*** Opening of Listed entries ***
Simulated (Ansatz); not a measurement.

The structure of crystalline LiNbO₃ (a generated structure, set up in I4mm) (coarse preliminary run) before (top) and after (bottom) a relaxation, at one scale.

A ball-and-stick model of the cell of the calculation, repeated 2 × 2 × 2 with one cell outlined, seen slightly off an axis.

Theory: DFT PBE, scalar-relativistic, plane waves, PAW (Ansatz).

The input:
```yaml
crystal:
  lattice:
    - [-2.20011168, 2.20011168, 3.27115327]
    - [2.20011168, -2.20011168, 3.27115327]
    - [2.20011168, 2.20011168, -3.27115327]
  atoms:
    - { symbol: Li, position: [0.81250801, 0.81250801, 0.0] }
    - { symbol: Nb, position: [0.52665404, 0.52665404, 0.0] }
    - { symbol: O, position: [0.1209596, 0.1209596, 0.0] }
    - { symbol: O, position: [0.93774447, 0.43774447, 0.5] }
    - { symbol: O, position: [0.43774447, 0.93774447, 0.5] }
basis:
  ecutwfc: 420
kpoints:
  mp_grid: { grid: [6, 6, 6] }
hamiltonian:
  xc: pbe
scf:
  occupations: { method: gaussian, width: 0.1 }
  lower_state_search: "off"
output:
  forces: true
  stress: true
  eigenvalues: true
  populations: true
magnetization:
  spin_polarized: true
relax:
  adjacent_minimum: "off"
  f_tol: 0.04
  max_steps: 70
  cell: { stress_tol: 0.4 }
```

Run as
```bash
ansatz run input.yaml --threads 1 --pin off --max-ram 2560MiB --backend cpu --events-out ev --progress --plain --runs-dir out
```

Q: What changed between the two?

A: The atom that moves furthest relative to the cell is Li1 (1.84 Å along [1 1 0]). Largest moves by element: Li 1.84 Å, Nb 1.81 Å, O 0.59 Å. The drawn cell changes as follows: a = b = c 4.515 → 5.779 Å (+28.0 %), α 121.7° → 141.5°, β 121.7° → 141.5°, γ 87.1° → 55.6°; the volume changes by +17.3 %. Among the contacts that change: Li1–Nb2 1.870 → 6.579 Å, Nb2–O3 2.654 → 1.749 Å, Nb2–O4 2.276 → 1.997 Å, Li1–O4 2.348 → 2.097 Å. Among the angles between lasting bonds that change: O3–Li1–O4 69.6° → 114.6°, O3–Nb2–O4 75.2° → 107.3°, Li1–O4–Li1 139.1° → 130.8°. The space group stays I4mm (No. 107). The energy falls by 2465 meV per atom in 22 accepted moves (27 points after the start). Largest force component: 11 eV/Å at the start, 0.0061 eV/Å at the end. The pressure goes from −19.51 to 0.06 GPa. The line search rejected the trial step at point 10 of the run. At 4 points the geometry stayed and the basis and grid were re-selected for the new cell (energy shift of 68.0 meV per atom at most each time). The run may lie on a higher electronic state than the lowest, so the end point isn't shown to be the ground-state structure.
*** Close of Listed entries ***

__Task item__. Every line from the first entry to the line containing "The structure of" should be transcribed exactly, and nothing beyond it.

__Exercise answer__.
Simulated (Ansatz); not a measurement.

The structure of crystalline LiNbO₃ (a generated structure, set up in I4mm) (coarse preliminary run) before (top) and after (bottom) a relaxation, at one scale.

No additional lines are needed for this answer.